▸ **Provided material**:
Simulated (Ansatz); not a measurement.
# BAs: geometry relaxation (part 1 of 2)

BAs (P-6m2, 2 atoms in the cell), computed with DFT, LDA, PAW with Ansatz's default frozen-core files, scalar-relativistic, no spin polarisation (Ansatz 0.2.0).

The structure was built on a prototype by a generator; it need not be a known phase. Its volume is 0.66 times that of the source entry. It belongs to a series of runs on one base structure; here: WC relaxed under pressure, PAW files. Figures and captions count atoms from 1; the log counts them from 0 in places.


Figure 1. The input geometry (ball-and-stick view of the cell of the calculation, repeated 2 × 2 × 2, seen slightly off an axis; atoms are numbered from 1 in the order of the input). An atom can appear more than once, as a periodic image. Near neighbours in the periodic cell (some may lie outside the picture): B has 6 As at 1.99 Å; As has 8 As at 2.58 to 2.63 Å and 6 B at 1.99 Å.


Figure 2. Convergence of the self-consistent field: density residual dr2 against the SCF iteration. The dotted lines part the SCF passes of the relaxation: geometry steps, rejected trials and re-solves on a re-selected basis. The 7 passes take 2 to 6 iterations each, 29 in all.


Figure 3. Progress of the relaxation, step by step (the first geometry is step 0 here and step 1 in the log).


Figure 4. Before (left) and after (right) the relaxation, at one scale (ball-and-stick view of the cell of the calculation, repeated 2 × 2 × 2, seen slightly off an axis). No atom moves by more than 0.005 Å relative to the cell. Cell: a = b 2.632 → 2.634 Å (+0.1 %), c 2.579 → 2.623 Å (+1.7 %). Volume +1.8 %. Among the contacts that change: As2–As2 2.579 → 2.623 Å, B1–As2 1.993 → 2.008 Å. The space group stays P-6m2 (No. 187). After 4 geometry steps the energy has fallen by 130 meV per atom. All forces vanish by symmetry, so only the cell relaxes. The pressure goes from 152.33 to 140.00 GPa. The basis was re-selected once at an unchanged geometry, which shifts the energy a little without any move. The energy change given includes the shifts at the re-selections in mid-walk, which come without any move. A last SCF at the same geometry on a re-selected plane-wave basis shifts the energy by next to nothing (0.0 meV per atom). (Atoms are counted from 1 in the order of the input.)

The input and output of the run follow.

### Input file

▸ **Assigned task**:
All that belongs in the answer is an exact copy of the lines from the start of the records above through the line with "The structure was".

▸ **Answer section**:
Simulated (Ansatz); not a measurement.
# BAs: geometry relaxation (part 1 of 2)

BAs (P-6m2, 2 atoms in the cell), computed with DFT, LDA, PAW with Ansatz's default frozen-core files, scalar-relativistic, no spin polarisation (Ansatz 0.2.0).

The structure was built on a prototype by a generator; it need not be a known phase. Its volume is 0.66 times that of the source entry. It belongs to a series of runs on one base structure; here: WC relaxed under pressure, PAW files. Figures and captions count atoms from 1; the log counts them from 0 in places.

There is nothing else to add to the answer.